- [EXTRACTED MATERIAL]
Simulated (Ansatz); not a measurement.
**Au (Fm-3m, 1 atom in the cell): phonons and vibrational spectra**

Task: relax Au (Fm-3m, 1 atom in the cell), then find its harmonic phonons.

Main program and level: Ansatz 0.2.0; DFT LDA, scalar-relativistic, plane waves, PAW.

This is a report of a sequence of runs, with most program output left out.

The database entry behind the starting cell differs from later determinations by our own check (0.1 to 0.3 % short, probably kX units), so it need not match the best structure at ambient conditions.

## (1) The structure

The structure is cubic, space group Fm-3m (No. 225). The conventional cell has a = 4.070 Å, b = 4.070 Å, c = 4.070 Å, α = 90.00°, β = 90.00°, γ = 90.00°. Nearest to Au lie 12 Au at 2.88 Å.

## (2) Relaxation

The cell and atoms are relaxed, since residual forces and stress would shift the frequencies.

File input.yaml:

- [ACTION ITEM] An unaltered copy of the listing above must form the answer.

- [TASK ANSWER]
Simulated (Ansatz); not a measurement.
**Au (Fm-3m, 1 atom in the cell): phonons and vibrational spectra**

Task: relax Au (Fm-3m, 1 atom in the cell), then find its harmonic phonons.

Main program and level: Ansatz 0.2.0; DFT LDA, scalar-relativistic, plane waves, PAW.

This is a report of a sequence of runs, with most program output left out.

The database entry behind the starting cell differs from later determinations by our own check (0.1 to 0.3 % short, probably kX units), so it need not match the best structure at ambient conditions.

## (1) The structure

The structure is cubic, space group Fm-3m (No. 225). The conventional cell has a = 4.070 Å, b = 4.070 Å, c = 4.070 Å, α = 90.00°, β = 90.00°, γ = 90.00°. Nearest to Au lie 12 Au at 2.88 Å.

## (2) Relaxation

The cell and atoms are relaxed, since residual forces and stress would shift the frequencies.

File input.yaml:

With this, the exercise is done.